Segment Start: Exercise data
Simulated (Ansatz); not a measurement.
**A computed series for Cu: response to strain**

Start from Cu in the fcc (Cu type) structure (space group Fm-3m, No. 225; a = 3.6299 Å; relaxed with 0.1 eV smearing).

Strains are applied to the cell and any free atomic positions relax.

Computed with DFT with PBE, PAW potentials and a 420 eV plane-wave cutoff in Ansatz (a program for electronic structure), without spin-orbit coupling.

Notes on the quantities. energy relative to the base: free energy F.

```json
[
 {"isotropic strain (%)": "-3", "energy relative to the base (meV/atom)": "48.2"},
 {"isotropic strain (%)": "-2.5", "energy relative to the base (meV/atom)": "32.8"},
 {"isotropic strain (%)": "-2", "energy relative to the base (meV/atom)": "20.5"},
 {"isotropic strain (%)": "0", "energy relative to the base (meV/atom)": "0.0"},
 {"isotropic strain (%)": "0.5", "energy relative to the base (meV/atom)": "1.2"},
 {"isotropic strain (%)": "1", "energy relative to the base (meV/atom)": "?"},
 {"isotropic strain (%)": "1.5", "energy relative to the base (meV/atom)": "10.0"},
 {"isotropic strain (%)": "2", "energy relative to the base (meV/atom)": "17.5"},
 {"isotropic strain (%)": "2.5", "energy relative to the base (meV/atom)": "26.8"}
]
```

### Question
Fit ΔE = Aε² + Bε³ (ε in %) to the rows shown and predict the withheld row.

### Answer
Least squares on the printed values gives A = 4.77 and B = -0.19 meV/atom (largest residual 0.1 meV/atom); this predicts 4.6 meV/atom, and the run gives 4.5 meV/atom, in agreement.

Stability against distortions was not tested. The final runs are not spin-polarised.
Segment End: Exercise data

Activity
Copy all of the material word for word.

Exercise output
Simulated (Ansatz); not a measurement.
**A computed series for Cu: response to strain**

Start from Cu in the fcc (Cu type) structure (space group Fm-3m, No. 225; a = 3.6299 Å; relaxed with 0.1 eV smearing).

Strains are applied to the cell and any free atomic positions relax.

Computed with DFT with PBE, PAW potentials and a 420 eV plane-wave cutoff in Ansatz (a program for electronic structure), without spin-orbit coupling.

Notes on the quantities. energy relative to the base: free energy F.

```json
[
 {"isotropic strain (%)": "-3", "energy relative to the base (meV/atom)": "48.2"},
 {"isotropic strain (%)": "-2.5", "energy relative to the base (meV/atom)": "32.8"},
 {"isotropic strain (%)": "-2", "energy relative to the base (meV/atom)": "20.5"},
 {"isotropic strain (%)": "0", "energy relative to the base (meV/atom)": "0.0"},
 {"isotropic strain (%)": "0.5", "energy relative to the base (meV/atom)": "1.2"},
 {"isotropic strain (%)": "1", "energy relative to the base (meV/atom)": "?"},
 {"isotropic strain (%)": "1.5", "energy relative to the base (meV/atom)": "10.0"},
 {"isotropic strain (%)": "2", "energy relative to the base (meV/atom)": "17.5"},
 {"isotropic strain (%)": "2.5", "energy relative to the base (meV/atom)": "26.8"}
]
```

### Question
Fit ΔE = Aε² + Bε³ (ε in %) to the rows shown and predict the withheld row.

### Answer
Least squares on the printed values gives A = 4.77 and B = -0.19 meV/atom (largest residual 0.1 meV/atom); this predicts 4.6 meV/atom, and the run gives 4.5 meV/atom, in agreement.

Stability against distortions was not tested. The final runs are not spin-polarised.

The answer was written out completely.